Exercise →
The records follow. Print, word for word, the first line through the "Gas-phase reaction: H₃SiNH₂ → H₂SiNH + H₂" line.

___ The data ___

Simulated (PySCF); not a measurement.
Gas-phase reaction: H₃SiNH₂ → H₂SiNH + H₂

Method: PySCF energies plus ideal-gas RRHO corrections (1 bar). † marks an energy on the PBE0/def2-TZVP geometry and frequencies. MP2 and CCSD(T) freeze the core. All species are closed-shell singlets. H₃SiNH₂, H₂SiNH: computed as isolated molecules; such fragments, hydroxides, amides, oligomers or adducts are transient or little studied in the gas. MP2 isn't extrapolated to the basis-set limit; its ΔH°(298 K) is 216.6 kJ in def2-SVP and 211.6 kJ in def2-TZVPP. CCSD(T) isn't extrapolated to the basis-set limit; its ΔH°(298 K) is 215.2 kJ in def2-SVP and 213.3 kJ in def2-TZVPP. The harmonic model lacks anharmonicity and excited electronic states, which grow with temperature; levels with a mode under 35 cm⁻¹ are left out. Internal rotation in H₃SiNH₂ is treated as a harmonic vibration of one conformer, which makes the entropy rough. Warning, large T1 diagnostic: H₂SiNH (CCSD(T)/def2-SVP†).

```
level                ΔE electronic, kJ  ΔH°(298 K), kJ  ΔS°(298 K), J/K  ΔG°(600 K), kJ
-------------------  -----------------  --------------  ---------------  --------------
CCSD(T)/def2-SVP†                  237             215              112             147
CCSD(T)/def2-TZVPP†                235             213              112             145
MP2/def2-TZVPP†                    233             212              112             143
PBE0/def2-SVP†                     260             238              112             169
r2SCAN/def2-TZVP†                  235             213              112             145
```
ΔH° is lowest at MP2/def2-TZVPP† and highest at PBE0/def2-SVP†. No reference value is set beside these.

___

Your solution →
Simulated (PySCF); not a measurement.
Gas-phase reaction: H₃SiNH₂ → H₂SiNH + H₂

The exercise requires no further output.